/---

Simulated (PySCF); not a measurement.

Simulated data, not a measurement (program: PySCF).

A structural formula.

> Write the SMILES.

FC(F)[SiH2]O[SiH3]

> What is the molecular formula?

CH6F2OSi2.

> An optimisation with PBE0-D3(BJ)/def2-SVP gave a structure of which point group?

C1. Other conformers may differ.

\---

### Activity:
Exact reproduction of all the material is needed.

### Task output:
Simulated (PySCF); not a measurement.

Simulated data, not a measurement (program: PySCF).

A structural formula.

> Write the SMILES.

FC(F)[SiH2]O[SiH3]

> What is the molecular formula?

CH6F2OSi2.

> An optimisation with PBE0-D3(BJ)/def2-SVP gave a structure of which point group?

C1. Other conformers may differ.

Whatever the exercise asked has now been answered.